**Required action**
Print every line below without adding or leaving out a single word.

BEGIN Data provided
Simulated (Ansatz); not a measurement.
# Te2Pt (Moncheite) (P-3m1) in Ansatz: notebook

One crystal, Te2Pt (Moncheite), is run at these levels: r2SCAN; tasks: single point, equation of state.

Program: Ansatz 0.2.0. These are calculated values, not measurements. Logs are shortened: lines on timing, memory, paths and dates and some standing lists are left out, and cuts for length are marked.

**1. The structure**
END Data provided

**Your response**
Simulated (Ansatz); not a measurement.
# Te2Pt (Moncheite) (P-3m1) in Ansatz: notebook

One crystal, Te2Pt (Moncheite), is run at these levels: r2SCAN; tasks: single point, equation of state.

Program: Ansatz 0.2.0. These are calculated values, not measurements. Logs are shortened: lines on timing, memory, paths and dates and some standing lists are left out, and cuts for length are marked.

**1. The structure**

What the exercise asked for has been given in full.